Repeat exactly, please, the lines that begin at the start of the listing and end at the line holding "-0.58 | 0.89 |".

════════

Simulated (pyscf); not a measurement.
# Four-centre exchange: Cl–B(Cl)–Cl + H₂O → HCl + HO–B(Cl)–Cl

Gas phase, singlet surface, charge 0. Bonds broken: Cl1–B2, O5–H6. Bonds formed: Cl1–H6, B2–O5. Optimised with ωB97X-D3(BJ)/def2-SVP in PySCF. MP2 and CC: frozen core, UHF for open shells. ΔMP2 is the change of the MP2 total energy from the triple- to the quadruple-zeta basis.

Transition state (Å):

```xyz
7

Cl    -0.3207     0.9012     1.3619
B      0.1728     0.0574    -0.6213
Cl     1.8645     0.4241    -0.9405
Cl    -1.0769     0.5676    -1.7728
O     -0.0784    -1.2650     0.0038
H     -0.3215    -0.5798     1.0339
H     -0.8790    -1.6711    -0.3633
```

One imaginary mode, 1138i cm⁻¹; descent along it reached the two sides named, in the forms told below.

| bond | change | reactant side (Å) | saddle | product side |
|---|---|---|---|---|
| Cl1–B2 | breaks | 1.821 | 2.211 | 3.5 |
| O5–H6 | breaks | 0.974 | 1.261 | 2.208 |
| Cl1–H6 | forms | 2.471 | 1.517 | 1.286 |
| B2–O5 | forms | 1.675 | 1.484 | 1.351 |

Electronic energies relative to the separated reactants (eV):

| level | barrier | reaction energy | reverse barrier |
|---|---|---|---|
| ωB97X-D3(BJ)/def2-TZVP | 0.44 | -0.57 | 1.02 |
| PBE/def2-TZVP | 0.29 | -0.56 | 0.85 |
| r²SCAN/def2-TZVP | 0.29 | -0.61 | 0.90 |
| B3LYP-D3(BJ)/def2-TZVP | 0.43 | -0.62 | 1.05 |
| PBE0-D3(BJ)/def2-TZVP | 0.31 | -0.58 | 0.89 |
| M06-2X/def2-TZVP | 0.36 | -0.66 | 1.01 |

════════

** RESPONSE **
Simulated (pyscf); not a measurement.
# Four-centre exchange: Cl–B(Cl)–Cl + H₂O → HCl + HO–B(Cl)–Cl

Gas phase, singlet surface, charge 0. Bonds broken: Cl1–B2, O5–H6. Bonds formed: Cl1–H6, B2–O5. Optimised with ωB97X-D3(BJ)/def2-SVP in PySCF. MP2 and CC: frozen core, UHF for open shells. ΔMP2 is the change of the MP2 total energy from the triple- to the quadruple-zeta basis.

Transition state (Å):

```xyz
7

Cl    -0.3207     0.9012     1.3619
B      0.1728     0.0574    -0.6213
Cl     1.8645     0.4241    -0.9405
Cl    -1.0769     0.5676    -1.7728
O     -0.0784    -1.2650     0.0038
H     -0.3215    -0.5798     1.0339
H     -0.8790    -1.6711    -0.3633
```

One imaginary mode, 1138i cm⁻¹; descent along it reached the two sides named, in the forms told below.

| bond | change | reactant side (Å) | saddle | product side |
|---|---|---|---|---|
| Cl1–B2 | breaks | 1.821 | 2.211 | 3.5 |
| O5–H6 | breaks | 0.974 | 1.261 | 2.208 |
| Cl1–H6 | forms | 2.471 | 1.517 | 1.286 |
| B2–O5 | forms | 1.675 | 1.484 | 1.351 |

Electronic energies relative to the separated reactants (eV):

| level | barrier | reaction energy | reverse barrier |
|---|---|---|---|
| ωB97X-D3(BJ)/def2-TZVP | 0.44 | -0.57 | 1.02 |
| PBE/def2-TZVP | 0.29 | -0.56 | 0.85 |
| r²SCAN/def2-TZVP | 0.29 | -0.61 | 0.90 |
| B3LYP-D3(BJ)/def2-TZVP | 0.43 | -0.62 | 1.05 |
| PBE0-D3(BJ)/def2-TZVP | 0.31 | -0.58 | 0.89 |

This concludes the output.